This task is to restate all of the entries exactly.

◆ ◆ ◆ ◆ ◆

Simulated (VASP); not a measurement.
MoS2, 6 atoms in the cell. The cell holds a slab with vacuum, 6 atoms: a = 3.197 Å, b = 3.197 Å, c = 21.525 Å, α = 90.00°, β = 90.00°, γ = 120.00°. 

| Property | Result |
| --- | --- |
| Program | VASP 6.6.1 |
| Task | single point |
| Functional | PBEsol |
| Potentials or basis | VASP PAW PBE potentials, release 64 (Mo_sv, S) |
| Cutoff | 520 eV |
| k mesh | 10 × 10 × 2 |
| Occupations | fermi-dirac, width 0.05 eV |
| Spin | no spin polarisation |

◆ ◆ ◆ ◆ ◆

__TASK SOLUTION__:
Simulated (VASP); not a measurement.
MoS2, 6 atoms in the cell. The cell holds a slab with vacuum, 6 atoms: a = 3.197 Å, b = 3.197 Å, c = 21.525 Å, α = 90.00°, β = 90.00°, γ = 120.00°. 

| Property | Result |
| --- | --- |
| Program | VASP 6.6.1 |
| Task | single point |
| Functional | PBEsol |
| Potentials or basis | VASP PAW PBE potentials, release 64 (Mo_sv, S) |
| Cutoff | 520 eV |
| k mesh | 10 × 10 × 2 |
| Occupations | fermi-dirac, width 0.05 eV |
| Spin | no spin polarisation |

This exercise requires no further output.